+++

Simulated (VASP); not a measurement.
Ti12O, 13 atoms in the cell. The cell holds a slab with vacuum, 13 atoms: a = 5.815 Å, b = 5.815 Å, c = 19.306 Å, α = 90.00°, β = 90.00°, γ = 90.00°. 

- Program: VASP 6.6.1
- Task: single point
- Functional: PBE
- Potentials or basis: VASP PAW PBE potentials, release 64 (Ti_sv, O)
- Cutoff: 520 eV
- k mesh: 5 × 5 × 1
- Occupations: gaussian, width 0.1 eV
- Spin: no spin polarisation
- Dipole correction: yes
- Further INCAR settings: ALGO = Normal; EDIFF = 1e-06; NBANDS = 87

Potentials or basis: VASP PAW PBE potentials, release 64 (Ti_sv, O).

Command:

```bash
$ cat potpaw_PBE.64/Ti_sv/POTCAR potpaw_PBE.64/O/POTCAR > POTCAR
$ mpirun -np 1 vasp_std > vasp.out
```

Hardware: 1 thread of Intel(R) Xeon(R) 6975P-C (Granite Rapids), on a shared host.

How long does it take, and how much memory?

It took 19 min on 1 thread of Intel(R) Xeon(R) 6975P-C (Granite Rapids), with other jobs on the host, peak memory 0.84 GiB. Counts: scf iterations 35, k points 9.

+++

▸ WORK ITEM
Copy verbatim, from the listing above, each line from the one containing "Hardware: 1 thread" down to the one containing "How long does it take, and how much memory?", inclusive.

▸ EXERCISE RESPONSE
Hardware: 1 thread of Intel(R) Xeon(R) 6975P-C (Granite Rapids), on a shared host.

How long does it take, and how much memory?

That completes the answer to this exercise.